Work item: Please restate, word for word, the lines below that begin at the one with "The system is" and end at the one with "- Points are written as (first, second).". Leave out all other lines.

________

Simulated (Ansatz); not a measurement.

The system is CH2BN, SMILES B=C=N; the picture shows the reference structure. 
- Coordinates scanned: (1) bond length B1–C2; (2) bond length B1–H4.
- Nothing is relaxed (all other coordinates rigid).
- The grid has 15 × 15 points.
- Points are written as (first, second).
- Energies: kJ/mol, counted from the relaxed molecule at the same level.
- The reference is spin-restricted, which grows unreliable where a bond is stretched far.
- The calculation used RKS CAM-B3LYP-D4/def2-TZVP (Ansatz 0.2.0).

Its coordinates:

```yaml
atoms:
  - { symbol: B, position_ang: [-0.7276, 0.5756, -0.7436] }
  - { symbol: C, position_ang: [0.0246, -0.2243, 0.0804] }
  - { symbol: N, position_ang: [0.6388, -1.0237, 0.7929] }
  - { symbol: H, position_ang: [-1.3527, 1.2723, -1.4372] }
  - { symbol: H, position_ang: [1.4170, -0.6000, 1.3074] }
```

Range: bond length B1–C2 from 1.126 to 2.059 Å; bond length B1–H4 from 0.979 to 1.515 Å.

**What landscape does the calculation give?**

________

Solution:
The system is CH2BN, SMILES B=C=N; the picture shows the reference structure. 
- Coordinates scanned: (1) bond length B1–C2; (2) bond length B1–H4.
- Nothing is relaxed (all other coordinates rigid).
- The grid has 15 × 15 points.
- Points are written as (first, second).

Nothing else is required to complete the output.